#### Data for review:
--- START ---

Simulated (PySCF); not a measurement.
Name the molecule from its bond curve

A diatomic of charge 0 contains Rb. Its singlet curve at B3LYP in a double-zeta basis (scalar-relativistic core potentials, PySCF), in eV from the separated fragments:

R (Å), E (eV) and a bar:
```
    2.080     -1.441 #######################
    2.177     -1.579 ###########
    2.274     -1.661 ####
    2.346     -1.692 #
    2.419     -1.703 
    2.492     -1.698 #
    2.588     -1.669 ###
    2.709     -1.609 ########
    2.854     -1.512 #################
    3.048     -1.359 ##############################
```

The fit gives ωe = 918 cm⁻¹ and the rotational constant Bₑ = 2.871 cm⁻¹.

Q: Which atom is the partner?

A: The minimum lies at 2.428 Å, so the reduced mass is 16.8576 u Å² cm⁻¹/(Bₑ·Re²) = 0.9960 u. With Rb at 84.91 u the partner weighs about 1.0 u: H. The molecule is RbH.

--- END ---

#### Exercise:
When the entries above are retyped, each line must stay exactly as it is.

#### Exercise response:
Simulated (PySCF); not a measurement.
Name the molecule from its bond curve

A diatomic of charge 0 contains Rb. Its singlet curve at B3LYP in a double-zeta basis (scalar-relativistic core potentials, PySCF), in eV from the separated fragments:

R (Å), E (eV) and a bar:
```
    2.080     -1.441 #######################
    2.177     -1.579 ###########
    2.274     -1.661 ####
    2.346     -1.692 #
    2.419     -1.703 
    2.492     -1.698 #
    2.588     -1.669 ###
    2.709     -1.609 ########
    2.854     -1.512 #################
    3.048     -1.359 ##############################
```

The fit gives ωe = 918 cm⁻¹ and the rotational constant Bₑ = 2.871 cm⁻¹.

Q: Which atom is the partner?

A: The minimum lies at 2.428 Å, so the reduced mass is 16.8576 u Å² cm⁻¹/(Bₑ·Re²) = 0.9960 u. With Rb at 84.91 u the partner weighs about 1.0 u: H. The molecule is RbH.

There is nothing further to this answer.